Provided records —
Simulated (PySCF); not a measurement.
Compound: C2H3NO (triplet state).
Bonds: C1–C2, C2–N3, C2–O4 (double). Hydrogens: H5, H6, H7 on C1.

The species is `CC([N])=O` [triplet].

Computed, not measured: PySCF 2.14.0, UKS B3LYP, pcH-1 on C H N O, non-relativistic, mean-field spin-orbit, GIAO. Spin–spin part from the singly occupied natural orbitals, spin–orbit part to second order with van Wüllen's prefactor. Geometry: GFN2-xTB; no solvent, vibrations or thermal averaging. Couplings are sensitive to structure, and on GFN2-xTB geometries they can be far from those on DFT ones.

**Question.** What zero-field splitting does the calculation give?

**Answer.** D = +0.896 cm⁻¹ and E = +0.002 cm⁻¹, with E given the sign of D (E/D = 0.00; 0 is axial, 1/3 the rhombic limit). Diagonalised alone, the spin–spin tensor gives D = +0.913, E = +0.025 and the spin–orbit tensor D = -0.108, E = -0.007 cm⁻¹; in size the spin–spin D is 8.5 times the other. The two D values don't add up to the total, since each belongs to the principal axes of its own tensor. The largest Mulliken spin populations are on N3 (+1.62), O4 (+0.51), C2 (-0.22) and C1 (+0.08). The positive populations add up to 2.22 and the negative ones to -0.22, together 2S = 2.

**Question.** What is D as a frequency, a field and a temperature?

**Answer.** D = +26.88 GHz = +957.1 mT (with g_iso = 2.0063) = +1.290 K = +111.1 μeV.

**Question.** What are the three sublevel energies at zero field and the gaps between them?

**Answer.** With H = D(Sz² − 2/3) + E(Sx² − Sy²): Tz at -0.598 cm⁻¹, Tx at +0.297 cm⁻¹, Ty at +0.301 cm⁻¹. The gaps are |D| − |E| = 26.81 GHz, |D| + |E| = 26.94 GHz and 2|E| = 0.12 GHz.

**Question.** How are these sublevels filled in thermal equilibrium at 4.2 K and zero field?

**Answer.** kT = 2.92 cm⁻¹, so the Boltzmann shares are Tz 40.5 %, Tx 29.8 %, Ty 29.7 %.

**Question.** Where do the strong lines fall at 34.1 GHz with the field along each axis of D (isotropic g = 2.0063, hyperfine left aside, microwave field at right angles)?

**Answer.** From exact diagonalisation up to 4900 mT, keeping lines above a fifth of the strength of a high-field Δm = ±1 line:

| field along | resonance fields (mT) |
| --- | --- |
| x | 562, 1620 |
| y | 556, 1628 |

Required action —
Lines from the start of the material through the line containing "Computed, not measured: PySCF" are wanted. Write them out exactly.

Answer space —
Simulated (PySCF); not a measurement.
Compound: C2H3NO (triplet state).
Bonds: C1–C2, C2–N3, C2–O4 (double). Hydrogens: H5, H6, H7 on C1.

The species is `CC([N])=O` [triplet].

Computed, not measured: PySCF 2.14.0, UKS B3LYP, pcH-1 on C H N O, non-relativistic, mean-field spin-orbit, GIAO. Spin–spin part from the singly occupied natural orbitals, spin–orbit part to second order with van Wüllen's prefactor. Geometry: GFN2-xTB; no solvent, vibrations or thermal averaging. Couplings are sensitive to structure, and on GFN2-xTB geometries they can be far from those on DFT ones.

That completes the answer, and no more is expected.